EXERCISE: Start the output with the opening line of the listing below and continue, reproducing each line exactly, up to and including the line that contains "xy | xz | yz |".

ENTRIES PROVIDED:
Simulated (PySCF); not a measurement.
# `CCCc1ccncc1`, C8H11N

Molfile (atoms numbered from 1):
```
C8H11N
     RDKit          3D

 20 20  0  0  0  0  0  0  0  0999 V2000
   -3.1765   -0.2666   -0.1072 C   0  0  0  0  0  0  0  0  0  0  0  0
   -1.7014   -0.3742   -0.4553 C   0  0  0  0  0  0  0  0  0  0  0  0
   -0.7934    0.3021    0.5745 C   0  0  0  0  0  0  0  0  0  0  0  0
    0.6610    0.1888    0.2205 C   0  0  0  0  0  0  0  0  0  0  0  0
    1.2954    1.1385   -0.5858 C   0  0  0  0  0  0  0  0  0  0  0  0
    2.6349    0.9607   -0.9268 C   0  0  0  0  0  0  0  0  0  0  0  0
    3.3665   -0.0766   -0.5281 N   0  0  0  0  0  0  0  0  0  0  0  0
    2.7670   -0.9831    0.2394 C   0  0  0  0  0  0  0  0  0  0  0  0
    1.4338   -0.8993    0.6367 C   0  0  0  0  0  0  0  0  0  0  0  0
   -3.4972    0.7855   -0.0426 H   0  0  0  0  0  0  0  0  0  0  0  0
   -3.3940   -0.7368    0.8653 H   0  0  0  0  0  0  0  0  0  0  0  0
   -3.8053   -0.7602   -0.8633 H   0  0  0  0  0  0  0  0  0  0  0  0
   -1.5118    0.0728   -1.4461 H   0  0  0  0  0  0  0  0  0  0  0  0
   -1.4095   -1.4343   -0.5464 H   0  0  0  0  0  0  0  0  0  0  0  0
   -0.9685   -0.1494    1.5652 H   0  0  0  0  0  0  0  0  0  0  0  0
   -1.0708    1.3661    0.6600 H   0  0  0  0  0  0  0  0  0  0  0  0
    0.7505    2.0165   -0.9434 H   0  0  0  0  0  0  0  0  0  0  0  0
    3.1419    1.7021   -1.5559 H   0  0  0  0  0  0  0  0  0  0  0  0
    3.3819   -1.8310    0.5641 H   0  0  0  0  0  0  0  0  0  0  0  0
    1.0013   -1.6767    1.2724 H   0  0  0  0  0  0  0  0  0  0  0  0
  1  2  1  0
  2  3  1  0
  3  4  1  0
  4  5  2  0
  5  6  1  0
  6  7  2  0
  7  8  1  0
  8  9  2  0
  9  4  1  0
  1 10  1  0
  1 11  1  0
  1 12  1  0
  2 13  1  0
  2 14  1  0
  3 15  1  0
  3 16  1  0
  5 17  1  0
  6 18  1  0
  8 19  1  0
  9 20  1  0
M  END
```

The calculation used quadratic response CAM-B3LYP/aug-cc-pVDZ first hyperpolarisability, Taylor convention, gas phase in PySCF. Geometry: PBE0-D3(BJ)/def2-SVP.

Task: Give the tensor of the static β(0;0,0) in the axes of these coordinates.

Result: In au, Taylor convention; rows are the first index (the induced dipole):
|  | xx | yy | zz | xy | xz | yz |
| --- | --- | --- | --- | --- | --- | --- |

PROBLEM SOLUTION:
Simulated (PySCF); not a measurement.
# `CCCc1ccncc1`, C8H11N

Molfile (atoms numbered from 1):
```
C8H11N
     RDKit          3D

 20 20  0  0  0  0  0  0  0  0999 V2000
   -3.1765   -0.2666   -0.1072 C   0  0  0  0  0  0  0  0  0  0  0  0
   -1.7014   -0.3742   -0.4553 C   0  0  0  0  0  0  0  0  0  0  0  0
   -0.7934    0.3021    0.5745 C   0  0  0  0  0  0  0  0  0  0  0  0
    0.6610    0.1888    0.2205 C   0  0  0  0  0  0  0  0  0  0  0  0
    1.2954    1.1385   -0.5858 C   0  0  0  0  0  0  0  0  0  0  0  0
    2.6349    0.9607   -0.9268 C   0  0  0  0  0  0  0  0  0  0  0  0
    3.3665   -0.0766   -0.5281 N   0  0  0  0  0  0  0  0  0  0  0  0
    2.7670   -0.9831    0.2394 C   0  0  0  0  0  0  0  0  0  0  0  0
    1.4338   -0.8993    0.6367 C   0  0  0  0  0  0  0  0  0  0  0  0
   -3.4972    0.7855   -0.0426 H   0  0  0  0  0  0  0  0  0  0  0  0
   -3.3940   -0.7368    0.8653 H   0  0  0  0  0  0  0  0  0  0  0  0
   -3.8053   -0.7602   -0.8633 H   0  0  0  0  0  0  0  0  0  0  0  0
   -1.5118    0.0728   -1.4461 H   0  0  0  0  0  0  0  0  0  0  0  0
   -1.4095   -1.4343   -0.5464 H   0  0  0  0  0  0  0  0  0  0  0  0
   -0.9685   -0.1494    1.5652 H   0  0  0  0  0  0  0  0  0  0  0  0
   -1.0708    1.3661    0.6600 H   0  0  0  0  0  0  0  0  0  0  0  0
    0.7505    2.0165   -0.9434 H   0  0  0  0  0  0  0  0  0  0  0  0
    3.1419    1.7021   -1.5559 H   0  0  0  0  0  0  0  0  0  0  0  0
    3.3819   -1.8310    0.5641 H   0  0  0  0  0  0  0  0  0  0  0  0
    1.0013   -1.6767    1.2724 H   0  0  0  0  0  0  0  0  0  0  0  0
  1  2  1  0
  2  3  1  0
  3  4  1  0
  4  5  2  0
  5  6  1  0
  6  7  2  0
  7  8  1  0
  8  9  2  0
  9  4  1  0
  1 10  1  0
  1 11  1  0
  1 12  1  0
  2 13  1  0
  2 14  1  0
  3 15  1  0
  3 16  1  0
  5 17  1  0
  6 18  1  0
  8 19  1  0
  9 20  1  0
M  END
```

The calculation used quadratic response CAM-B3LYP/aug-cc-pVDZ first hyperpolarisability, Taylor convention, gas phase in PySCF. Geometry: PBE0-D3(BJ)/def2-SVP.

Task: Give the tensor of the static β(0;0,0) in the axes of these coordinates.

Result: In au, Taylor convention; rows are the first index (the induced dipole):
|  | xx | yy | zz | xy | xz | yz |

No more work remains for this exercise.